● **Action item**
From the records below, set down exactly the lines starting with the line that contains "Crystal: AgB2." and going on through the line that contains "Functional | PBE |". Nothing else is wanted.

● **Entries shown**
Segment Open

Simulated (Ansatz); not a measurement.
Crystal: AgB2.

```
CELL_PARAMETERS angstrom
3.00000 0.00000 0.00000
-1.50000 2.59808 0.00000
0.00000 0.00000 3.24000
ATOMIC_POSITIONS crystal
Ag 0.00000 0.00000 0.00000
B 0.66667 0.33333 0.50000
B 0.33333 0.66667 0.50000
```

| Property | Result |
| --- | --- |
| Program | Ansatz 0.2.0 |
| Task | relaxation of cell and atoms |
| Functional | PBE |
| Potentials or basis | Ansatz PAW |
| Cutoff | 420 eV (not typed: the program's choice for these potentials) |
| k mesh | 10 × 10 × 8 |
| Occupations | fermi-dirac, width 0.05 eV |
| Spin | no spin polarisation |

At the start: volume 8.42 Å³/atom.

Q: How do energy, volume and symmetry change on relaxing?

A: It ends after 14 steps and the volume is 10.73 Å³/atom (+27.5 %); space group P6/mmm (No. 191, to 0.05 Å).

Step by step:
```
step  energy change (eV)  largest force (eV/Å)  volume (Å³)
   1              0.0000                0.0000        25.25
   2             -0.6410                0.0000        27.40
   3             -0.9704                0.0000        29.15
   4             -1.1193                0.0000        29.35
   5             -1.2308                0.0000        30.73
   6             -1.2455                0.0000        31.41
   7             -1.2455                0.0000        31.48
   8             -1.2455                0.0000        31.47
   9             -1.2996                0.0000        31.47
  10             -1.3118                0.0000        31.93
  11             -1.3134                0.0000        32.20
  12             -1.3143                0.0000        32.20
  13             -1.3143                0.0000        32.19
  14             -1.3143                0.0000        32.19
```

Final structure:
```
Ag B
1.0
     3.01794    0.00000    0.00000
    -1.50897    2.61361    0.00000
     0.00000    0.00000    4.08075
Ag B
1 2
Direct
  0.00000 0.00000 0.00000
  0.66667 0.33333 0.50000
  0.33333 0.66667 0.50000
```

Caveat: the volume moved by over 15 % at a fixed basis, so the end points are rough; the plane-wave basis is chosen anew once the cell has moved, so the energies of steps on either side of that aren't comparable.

Segment Closed

● **Result**
Crystal: AgB2.

```
CELL_PARAMETERS angstrom
3.00000 0.00000 0.00000
-1.50000 2.59808 0.00000
0.00000 0.00000 3.24000
ATOMIC_POSITIONS crystal
Ag 0.00000 0.00000 0.00000
B 0.66667 0.33333 0.50000
B 0.33333 0.66667 0.50000
```

| Property | Result |
| --- | --- |
| Program | Ansatz 0.2.0 |
| Task | relaxation of cell and atoms |
| Functional | PBE |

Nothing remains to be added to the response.